= Activity =
Take the lines below between the one holding "(part 3 of 3)**" and the one holding "Al16N17 (defect cell, 33", inclusive, and copy them exactly. Add nothing.

= Raw data =
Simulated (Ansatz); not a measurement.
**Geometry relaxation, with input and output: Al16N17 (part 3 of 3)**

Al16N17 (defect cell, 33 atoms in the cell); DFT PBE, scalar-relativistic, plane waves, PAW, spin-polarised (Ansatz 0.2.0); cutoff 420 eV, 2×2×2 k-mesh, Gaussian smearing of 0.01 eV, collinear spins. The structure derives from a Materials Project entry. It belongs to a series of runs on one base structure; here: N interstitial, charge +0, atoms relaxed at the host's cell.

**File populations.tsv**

= Task result =
**Geometry relaxation, with input and output: Al16N17 (part 3 of 3)**

Al16N17 (defect cell, 33 atoms in the cell); DFT PBE, scalar-relativistic, plane waves, PAW, spin-polarised (Ansatz 0.2.0); cutoff 420 eV, 2×2×2 k-mesh, Gaussian smearing of 0.01 eV, collinear spins. The structure derives from a Materials Project entry. It belongs to a series of runs on one base structure; here: N interstitial, charge +0, atoms relaxed at the host's cell.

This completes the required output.